● Extracted data
▬▬▬▬▬▬▬▬▬▬

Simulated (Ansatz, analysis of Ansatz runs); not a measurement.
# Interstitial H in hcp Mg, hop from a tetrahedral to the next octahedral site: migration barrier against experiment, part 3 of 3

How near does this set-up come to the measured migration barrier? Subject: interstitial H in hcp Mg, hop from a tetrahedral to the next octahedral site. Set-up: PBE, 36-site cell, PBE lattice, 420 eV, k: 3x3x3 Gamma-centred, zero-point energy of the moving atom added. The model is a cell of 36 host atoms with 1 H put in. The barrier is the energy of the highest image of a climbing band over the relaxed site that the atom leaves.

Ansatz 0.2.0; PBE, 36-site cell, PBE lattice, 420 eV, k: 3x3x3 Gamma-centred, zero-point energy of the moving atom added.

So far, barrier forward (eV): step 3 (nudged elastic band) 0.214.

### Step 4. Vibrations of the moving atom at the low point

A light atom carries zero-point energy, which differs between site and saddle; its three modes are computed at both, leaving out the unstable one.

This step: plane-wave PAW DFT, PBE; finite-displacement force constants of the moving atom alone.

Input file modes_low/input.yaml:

▬▬▬▬▬▬▬▬▬▬

● Action item
Repeat exactly the lines that run from the opening of the listing through the line holding "# Interstitial H". Leave out everything else.

● Exercise answer
Simulated (Ansatz, analysis of Ansatz runs); not a measurement.
# Interstitial H in hcp Mg, hop from a tetrahedral to the next octahedral site: migration barrier against experiment, part 3 of 3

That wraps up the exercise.